BEGIN DATA EXCERPTS
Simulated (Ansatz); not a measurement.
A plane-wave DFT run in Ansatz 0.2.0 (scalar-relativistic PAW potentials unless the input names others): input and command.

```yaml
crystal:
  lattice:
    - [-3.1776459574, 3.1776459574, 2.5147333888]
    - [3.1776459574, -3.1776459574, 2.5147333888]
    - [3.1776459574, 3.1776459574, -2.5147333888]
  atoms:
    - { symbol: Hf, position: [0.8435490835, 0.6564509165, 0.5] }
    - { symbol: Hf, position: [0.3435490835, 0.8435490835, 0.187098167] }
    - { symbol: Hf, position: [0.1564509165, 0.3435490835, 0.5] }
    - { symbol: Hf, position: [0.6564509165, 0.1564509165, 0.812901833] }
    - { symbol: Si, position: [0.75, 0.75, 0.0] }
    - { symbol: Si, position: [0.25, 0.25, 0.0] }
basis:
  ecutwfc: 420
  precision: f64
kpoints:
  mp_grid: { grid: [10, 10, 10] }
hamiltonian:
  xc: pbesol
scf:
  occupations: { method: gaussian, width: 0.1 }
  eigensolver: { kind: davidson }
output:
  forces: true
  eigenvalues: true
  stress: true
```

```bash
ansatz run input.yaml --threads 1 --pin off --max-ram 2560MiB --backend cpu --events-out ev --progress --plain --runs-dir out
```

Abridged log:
END DATA EXCERPTS

BRIEF
Would you output the full listing exactly as given?

TASK ANSWER
Simulated (Ansatz); not a measurement.
A plane-wave DFT run in Ansatz 0.2.0 (scalar-relativistic PAW potentials unless the input names others): input and command.

```yaml
crystal:
  lattice:
    - [-3.1776459574, 3.1776459574, 2.5147333888]
    - [3.1776459574, -3.1776459574, 2.5147333888]
    - [3.1776459574, 3.1776459574, -2.5147333888]
  atoms:
    - { symbol: Hf, position: [0.8435490835, 0.6564509165, 0.5] }
    - { symbol: Hf, position: [0.3435490835, 0.8435490835, 0.187098167] }
    - { symbol: Hf, position: [0.1564509165, 0.3435490835, 0.5] }
    - { symbol: Hf, position: [0.6564509165, 0.1564509165, 0.812901833] }
    - { symbol: Si, position: [0.75, 0.75, 0.0] }
    - { symbol: Si, position: [0.25, 0.25, 0.0] }
basis:
  ecutwfc: 420
  precision: f64
kpoints:
  mp_grid: { grid: [10, 10, 10] }
hamiltonian:
  xc: pbesol
scf:
  occupations: { method: gaussian, width: 0.1 }
  eigensolver: { kind: davidson }
output:
  forces: true
  eigenvalues: true
  stress: true
```

```bash
ansatz run input.yaml --threads 1 --pin off --max-ram 2560MiB --backend cpu --events-out ev --progress --plain --runs-dir out
```

Abridged log:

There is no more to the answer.